**ACTION ITEM**:
Within the entries below, the lines from the one with "- rms of the force components (eV/Å): 0.005" through the one with "Atom by atom" are to be set down exactly, both ends kept.

**STORED DATA**:
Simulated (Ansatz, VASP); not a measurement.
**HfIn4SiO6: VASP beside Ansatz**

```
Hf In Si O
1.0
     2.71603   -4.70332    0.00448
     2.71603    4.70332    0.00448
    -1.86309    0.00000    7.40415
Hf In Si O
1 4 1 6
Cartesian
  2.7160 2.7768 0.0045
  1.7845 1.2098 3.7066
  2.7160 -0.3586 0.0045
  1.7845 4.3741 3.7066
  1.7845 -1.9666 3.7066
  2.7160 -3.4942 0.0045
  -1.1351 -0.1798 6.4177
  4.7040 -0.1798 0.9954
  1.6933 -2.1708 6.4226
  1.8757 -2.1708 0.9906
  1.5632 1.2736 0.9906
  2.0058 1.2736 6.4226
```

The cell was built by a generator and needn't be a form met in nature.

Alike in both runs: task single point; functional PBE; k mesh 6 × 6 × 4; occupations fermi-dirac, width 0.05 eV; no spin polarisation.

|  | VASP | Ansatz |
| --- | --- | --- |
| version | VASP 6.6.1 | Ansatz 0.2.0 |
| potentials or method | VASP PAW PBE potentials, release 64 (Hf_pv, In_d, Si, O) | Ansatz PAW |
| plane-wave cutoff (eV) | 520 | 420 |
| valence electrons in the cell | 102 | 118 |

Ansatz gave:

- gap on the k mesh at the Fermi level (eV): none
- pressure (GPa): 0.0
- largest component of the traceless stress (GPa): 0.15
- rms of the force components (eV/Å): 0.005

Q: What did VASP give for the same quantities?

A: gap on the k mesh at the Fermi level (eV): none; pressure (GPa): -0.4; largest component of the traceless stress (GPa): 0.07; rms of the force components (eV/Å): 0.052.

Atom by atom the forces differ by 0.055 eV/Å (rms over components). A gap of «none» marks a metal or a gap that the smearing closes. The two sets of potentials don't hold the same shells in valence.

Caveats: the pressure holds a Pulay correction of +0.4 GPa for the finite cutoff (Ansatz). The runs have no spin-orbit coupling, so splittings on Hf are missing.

**ANSWER BOX**:
- rms of the force components (eV/Å): 0.005

Q: What did VASP give for the same quantities?

A: gap on the k mesh at the Fermi level (eV): none; pressure (GPa): -0.4; largest component of the traceless stress (GPa): 0.07; rms of the force components (eV/Å): 0.052.

Atom by atom the forces differ by 0.055 eV/Å (rms over components). A gap of «none» marks a metal or a gap that the smearing closes. The two sets of potentials don't hold the same shells in valence.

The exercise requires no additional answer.